## Work order
Reproduce exactly the opening lines of the listing, stopping after the line that contains "the left one?**" and including it.

## Supplied information
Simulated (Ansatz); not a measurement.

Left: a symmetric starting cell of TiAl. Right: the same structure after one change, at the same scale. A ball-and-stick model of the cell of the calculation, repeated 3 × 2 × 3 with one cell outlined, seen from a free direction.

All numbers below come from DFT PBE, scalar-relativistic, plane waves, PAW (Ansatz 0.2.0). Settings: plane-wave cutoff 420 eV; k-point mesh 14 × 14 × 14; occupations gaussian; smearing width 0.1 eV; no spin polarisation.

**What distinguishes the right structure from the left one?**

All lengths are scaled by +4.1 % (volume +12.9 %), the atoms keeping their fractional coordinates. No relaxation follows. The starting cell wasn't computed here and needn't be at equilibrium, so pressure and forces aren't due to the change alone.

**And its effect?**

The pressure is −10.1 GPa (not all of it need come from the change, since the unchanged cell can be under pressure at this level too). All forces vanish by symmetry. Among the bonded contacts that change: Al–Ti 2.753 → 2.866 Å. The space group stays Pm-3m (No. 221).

## Answer space
Simulated (Ansatz); not a measurement.

Left: a symmetric starting cell of TiAl. Right: the same structure after one change, at the same scale. A ball-and-stick model of the cell of the calculation, repeated 3 × 2 × 3 with one cell outlined, seen from a free direction.

All numbers below come from DFT PBE, scalar-relativistic, plane waves, PAW (Ansatz 0.2.0). Settings: plane-wave cutoff 420 eV; k-point mesh 14 × 14 × 14; occupations gaussian; smearing width 0.1 eV; no spin polarisation.

**What distinguishes the right structure from the left one?**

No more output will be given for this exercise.